'''

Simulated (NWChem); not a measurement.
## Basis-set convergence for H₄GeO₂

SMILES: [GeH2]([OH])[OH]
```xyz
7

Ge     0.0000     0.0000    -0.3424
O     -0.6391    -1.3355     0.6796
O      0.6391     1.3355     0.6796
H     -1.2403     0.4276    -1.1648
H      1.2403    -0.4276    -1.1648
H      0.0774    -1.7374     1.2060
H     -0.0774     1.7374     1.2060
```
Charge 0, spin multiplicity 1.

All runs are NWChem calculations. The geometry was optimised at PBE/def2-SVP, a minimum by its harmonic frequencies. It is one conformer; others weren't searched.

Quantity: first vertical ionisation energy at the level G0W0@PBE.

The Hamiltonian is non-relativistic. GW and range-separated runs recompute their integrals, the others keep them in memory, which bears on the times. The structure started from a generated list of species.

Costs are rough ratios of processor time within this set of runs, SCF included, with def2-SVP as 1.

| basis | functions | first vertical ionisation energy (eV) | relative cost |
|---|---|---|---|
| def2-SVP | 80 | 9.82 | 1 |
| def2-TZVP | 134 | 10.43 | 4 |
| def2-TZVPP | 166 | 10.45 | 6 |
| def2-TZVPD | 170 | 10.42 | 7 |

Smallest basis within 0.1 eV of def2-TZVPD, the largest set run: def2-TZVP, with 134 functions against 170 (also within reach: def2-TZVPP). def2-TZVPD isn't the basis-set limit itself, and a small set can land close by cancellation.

'''

▶ Required action: Only the lines from the beginning of the data above through the line containing "The Hamiltonian is" should be repeated, exactly as they appear.

▶ Task result:
Simulated (NWChem); not a measurement.
## Basis-set convergence for H₄GeO₂

SMILES: [GeH2]([OH])[OH]
```xyz
7

Ge     0.0000     0.0000    -0.3424
O     -0.6391    -1.3355     0.6796
O      0.6391     1.3355     0.6796
H     -1.2403     0.4276    -1.1648
H      1.2403    -0.4276    -1.1648
H      0.0774    -1.7374     1.2060
H     -0.0774     1.7374     1.2060
```
Charge 0, spin multiplicity 1.

All runs are NWChem calculations. The geometry was optimised at PBE/def2-SVP, a minimum by its harmonic frequencies. It is one conformer; others weren't searched.

Quantity: first vertical ionisation energy at the level G0W0@PBE.

The Hamiltonian is non-relativistic. GW and range-separated runs recompute their integrals, the others keep them in memory, which bears on the times. The structure started from a generated list of species.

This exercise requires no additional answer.